━━━━━━━━━━━━━━━━━━━━━━━━━━━━━━

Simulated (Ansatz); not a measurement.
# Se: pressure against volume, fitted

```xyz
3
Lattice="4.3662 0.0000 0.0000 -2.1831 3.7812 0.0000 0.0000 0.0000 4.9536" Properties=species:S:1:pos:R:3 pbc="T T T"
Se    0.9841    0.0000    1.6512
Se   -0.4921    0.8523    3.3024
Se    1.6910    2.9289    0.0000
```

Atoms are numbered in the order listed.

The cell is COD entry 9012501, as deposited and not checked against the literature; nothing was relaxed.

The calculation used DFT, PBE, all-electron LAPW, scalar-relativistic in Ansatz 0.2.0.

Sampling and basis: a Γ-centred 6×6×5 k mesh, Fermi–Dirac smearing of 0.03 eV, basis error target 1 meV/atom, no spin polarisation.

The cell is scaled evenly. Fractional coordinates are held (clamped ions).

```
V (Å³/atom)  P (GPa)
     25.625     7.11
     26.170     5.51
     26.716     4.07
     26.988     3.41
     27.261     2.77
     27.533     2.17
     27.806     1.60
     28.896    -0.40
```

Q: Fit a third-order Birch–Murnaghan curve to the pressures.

━━━━━━━━━━━━━━━━━━━━━━━━━━━━━━

All lines from the beginning of the material above through the one with "The cell is COD" need to be returned exactly; please return those and only those.

Simulated (Ansatz); not a measurement.
# Se: pressure against volume, fitted

```xyz
3
Lattice="4.3662 0.0000 0.0000 -2.1831 3.7812 0.0000 0.0000 0.0000 4.9536" Properties=species:S:1:pos:R:3 pbc="T T T"
Se    0.9841    0.0000    1.6512
Se   -0.4921    0.8523    3.3024
Se    1.6910    2.9289    0.0000
```

Atoms are numbered in the order listed.

The cell is COD entry 9012501, as deposited and not checked against the literature; nothing was relaxed.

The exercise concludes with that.